= Beginning of Section =

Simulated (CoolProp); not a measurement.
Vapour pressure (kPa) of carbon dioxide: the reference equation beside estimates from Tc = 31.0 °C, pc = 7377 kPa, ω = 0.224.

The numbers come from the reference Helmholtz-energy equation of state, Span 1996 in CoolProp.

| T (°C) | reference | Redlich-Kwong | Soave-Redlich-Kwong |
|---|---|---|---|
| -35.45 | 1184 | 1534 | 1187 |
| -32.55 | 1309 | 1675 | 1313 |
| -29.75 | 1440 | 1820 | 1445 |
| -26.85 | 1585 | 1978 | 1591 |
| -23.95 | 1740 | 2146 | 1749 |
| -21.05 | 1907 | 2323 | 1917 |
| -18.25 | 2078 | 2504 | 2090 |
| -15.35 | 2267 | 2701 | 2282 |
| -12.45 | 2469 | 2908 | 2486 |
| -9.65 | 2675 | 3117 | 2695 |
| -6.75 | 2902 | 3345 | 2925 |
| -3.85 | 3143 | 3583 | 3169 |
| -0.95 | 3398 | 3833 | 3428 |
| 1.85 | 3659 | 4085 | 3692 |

= End of Section =

Among the records above, a stretch begins at the line containing "1978 | 1591 |" and ends at the line containing "3833 | 3428 |". Restate that stretch word for word, and nothing else.

● **TASK ANSWER**:
| -26.85 | 1585 | 1978 | 1591 |
| -23.95 | 1740 | 2146 | 1749 |
| -21.05 | 1907 | 2323 | 1917 |
| -18.25 | 2078 | 2504 | 2090 |
| -15.35 | 2267 | 2701 | 2282 |
| -12.45 | 2469 | 2908 | 2486 |
| -9.65 | 2675 | 3117 | 2695 |
| -6.75 | 2902 | 3345 | 2925 |
| -3.85 | 3143 | 3583 | 3169 |
| -0.95 | 3398 | 3833 | 3428 |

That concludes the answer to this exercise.